Assigned task: Reproduce the first line of the entries that follow and each later line, word for word, ending with the one containing "Ansatz 0.2.0 |".

*** Listed records Section Begins ***

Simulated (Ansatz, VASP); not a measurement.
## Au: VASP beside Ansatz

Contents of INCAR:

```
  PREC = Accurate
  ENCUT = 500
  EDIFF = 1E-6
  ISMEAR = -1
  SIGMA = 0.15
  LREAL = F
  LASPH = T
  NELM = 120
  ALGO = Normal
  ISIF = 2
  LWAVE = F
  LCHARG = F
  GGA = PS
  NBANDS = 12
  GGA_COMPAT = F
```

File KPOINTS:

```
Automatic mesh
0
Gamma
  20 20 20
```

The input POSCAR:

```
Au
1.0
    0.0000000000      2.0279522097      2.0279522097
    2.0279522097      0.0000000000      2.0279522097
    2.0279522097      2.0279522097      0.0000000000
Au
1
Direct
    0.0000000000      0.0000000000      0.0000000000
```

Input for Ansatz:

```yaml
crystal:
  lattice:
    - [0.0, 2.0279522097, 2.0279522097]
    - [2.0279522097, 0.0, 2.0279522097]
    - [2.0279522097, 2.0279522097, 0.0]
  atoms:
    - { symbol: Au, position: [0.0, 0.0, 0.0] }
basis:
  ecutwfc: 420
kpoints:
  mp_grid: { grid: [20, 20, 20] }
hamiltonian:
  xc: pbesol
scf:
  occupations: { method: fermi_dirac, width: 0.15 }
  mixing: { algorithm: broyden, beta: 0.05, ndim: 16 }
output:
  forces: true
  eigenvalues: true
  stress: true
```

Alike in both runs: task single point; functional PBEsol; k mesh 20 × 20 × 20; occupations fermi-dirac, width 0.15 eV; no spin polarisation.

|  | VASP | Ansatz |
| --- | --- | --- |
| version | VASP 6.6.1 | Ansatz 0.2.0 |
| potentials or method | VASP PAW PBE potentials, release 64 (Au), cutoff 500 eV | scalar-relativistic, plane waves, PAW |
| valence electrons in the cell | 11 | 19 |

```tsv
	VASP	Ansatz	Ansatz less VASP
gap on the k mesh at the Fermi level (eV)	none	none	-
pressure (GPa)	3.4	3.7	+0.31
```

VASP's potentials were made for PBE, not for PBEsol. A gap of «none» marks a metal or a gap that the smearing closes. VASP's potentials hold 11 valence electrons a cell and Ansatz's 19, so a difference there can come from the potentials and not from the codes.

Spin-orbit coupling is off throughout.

*** Listed records Section Ends ***

Worked solution:
Simulated (Ansatz, VASP); not a measurement.
## Au: VASP beside Ansatz

Contents of INCAR:

```
  PREC = Accurate
  ENCUT = 500
  EDIFF = 1E-6
  ISMEAR = -1
  SIGMA = 0.15
  LREAL = F
  LASPH = T
  NELM = 120
  ALGO = Normal
  ISIF = 2
  LWAVE = F
  LCHARG = F
  GGA = PS
  NBANDS = 12
  GGA_COMPAT = F
```

File KPOINTS:

```
Automatic mesh
0
Gamma
  20 20 20
```

The input POSCAR:

```
Au
1.0
    0.0000000000      2.0279522097      2.0279522097
    2.0279522097      0.0000000000      2.0279522097
    2.0279522097      2.0279522097      0.0000000000
Au
1
Direct
    0.0000000000      0.0000000000      0.0000000000
```

Input for Ansatz:

```yaml
crystal:
  lattice:
    - [0.0, 2.0279522097, 2.0279522097]
    - [2.0279522097, 0.0, 2.0279522097]
    - [2.0279522097, 2.0279522097, 0.0]
  atoms:
    - { symbol: Au, position: [0.0, 0.0, 0.0] }
basis:
  ecutwfc: 420
kpoints:
  mp_grid: { grid: [20, 20, 20] }
hamiltonian:
  xc: pbesol
scf:
  occupations: { method: fermi_dirac, width: 0.15 }
  mixing: { algorithm: broyden, beta: 0.05, ndim: 16 }
output:
  forces: true
  eigenvalues: true
  stress: true
```

Alike in both runs: task single point; functional PBEsol; k mesh 20 × 20 × 20; occupations fermi-dirac, width 0.15 eV; no spin polarisation.

|  | VASP | Ansatz |
| --- | --- | --- |
| version | VASP 6.6.1 | Ansatz 0.2.0 |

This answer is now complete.